_Action item:_ All entries below are to be reproduced exactly.

_Data for analysis:_
=== Begin Enclosure ===
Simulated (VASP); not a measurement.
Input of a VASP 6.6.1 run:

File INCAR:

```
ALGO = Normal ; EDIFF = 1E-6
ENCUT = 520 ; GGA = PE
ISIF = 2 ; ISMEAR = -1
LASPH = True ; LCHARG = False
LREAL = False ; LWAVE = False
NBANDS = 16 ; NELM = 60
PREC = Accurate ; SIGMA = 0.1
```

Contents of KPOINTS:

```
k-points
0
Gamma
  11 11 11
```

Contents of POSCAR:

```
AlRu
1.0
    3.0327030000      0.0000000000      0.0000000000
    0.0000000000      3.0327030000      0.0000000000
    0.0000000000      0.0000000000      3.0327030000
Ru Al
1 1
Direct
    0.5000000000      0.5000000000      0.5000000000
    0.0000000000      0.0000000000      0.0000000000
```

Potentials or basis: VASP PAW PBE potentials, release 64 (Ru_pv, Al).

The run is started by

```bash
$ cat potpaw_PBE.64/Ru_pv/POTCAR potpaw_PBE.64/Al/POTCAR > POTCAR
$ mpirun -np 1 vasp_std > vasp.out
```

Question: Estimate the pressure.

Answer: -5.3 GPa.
=== End Enclosure ===

_Exercise output:_
Simulated (VASP); not a measurement.
Input of a VASP 6.6.1 run:

File INCAR:

```
ALGO = Normal ; EDIFF = 1E-6
ENCUT = 520 ; GGA = PE
ISIF = 2 ; ISMEAR = -1
LASPH = True ; LCHARG = False
LREAL = False ; LWAVE = False
NBANDS = 16 ; NELM = 60
PREC = Accurate ; SIGMA = 0.1
```

Contents of KPOINTS:

```
k-points
0
Gamma
  11 11 11
```

Contents of POSCAR:

```
AlRu
1.0
    3.0327030000      0.0000000000      0.0000000000
    0.0000000000      3.0327030000      0.0000000000
    0.0000000000      0.0000000000      3.0327030000
Ru Al
1 1
Direct
    0.5000000000      0.5000000000      0.5000000000
    0.0000000000      0.0000000000      0.0000000000
```

Potentials or basis: VASP PAW PBE potentials, release 64 (Ru_pv, Al).

The run is started by

```bash
$ cat potpaw_PBE.64/Ru_pv/POTCAR potpaw_PBE.64/Al/POTCAR > POTCAR
$ mpirun -np 1 vasp_std > vasp.out
```

Question: Estimate the pressure.

Answer: -5.3 GPa.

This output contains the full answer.